• [Assigned task]: A single stretch of the material below is to be transcribed exactly, starting at the line with "## 3. Bands along the symmetry lines" and ending after the line with "The cheap functional".

-- Opening Marker --
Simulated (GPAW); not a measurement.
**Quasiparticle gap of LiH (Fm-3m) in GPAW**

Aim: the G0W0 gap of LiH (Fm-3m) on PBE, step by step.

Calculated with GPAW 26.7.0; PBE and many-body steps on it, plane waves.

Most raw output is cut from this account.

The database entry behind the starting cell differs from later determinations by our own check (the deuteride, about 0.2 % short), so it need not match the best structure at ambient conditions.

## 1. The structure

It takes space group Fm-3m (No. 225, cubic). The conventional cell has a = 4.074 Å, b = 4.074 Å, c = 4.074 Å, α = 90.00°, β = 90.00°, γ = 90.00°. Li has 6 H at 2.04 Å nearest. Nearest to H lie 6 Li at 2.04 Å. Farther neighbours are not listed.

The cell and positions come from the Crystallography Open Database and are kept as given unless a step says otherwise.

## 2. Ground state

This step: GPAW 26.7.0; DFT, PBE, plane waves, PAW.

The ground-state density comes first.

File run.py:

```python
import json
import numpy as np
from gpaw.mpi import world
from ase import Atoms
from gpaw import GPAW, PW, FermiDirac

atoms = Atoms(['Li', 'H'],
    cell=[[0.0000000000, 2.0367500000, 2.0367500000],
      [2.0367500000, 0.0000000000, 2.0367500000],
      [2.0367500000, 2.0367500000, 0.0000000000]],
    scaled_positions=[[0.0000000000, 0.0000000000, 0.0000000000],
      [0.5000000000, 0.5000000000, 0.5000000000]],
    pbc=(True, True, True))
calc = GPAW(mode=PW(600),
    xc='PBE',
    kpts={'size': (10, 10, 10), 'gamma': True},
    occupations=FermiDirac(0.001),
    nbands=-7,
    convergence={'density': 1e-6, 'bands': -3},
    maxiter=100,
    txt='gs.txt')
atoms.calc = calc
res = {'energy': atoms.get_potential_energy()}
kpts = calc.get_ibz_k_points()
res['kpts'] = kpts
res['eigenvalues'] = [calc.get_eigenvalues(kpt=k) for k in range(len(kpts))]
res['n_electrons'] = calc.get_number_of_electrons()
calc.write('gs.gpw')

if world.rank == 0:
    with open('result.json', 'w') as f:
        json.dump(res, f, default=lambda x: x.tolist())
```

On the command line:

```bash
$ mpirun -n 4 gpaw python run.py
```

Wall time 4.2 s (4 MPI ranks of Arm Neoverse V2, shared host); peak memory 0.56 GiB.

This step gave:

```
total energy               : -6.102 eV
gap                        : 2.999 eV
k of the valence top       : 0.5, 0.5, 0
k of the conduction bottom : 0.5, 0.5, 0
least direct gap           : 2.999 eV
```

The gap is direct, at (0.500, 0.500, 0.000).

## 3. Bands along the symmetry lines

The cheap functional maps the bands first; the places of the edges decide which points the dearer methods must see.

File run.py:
-- Closing Marker --

• [Your response]:
## 3. Bands along the symmetry lines

The cheap functional maps the bands first; the places of the edges decide which points the dearer methods must see.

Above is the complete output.